This exercise calls for an exact transcription. Set down every record below.

────
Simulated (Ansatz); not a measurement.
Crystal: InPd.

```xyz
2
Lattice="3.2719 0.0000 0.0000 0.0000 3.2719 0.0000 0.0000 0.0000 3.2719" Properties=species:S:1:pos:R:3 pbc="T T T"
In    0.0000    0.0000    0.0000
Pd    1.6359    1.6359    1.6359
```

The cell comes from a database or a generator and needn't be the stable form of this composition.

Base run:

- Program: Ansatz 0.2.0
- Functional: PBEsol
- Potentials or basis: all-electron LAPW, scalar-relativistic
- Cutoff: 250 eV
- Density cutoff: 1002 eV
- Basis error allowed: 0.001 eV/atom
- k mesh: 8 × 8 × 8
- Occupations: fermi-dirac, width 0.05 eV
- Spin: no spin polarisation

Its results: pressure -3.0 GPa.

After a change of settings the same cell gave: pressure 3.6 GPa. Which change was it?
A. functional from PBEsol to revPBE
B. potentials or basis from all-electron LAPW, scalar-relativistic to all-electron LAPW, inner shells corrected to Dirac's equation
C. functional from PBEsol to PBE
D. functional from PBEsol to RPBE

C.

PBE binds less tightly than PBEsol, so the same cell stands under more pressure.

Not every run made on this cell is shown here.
────

→ **Response**
Simulated (Ansatz); not a measurement.
Crystal: InPd.

```xyz
2
Lattice="3.2719 0.0000 0.0000 0.0000 3.2719 0.0000 0.0000 0.0000 3.2719" Properties=species:S:1:pos:R:3 pbc="T T T"
In    0.0000    0.0000    0.0000
Pd    1.6359    1.6359    1.6359
```

The cell comes from a database or a generator and needn't be the stable form of this composition.

Base run:

- Program: Ansatz 0.2.0
- Functional: PBEsol
- Potentials or basis: all-electron LAPW, scalar-relativistic
- Cutoff: 250 eV
- Density cutoff: 1002 eV
- Basis error allowed: 0.001 eV/atom
- k mesh: 8 × 8 × 8
- Occupations: fermi-dirac, width 0.05 eV
- Spin: no spin polarisation

Its results: pressure -3.0 GPa.

After a change of settings the same cell gave: pressure 3.6 GPa. Which change was it?
A. functional from PBEsol to revPBE
B. potentials or basis from all-electron LAPW, scalar-relativistic to all-electron LAPW, inner shells corrected to Dirac's equation
C. functional from PBEsol to PBE
D. functional from PBEsol to RPBE

C.

PBE binds less tightly than PBEsol, so the same cell stands under more pressure.

Not every run made on this cell is shown here.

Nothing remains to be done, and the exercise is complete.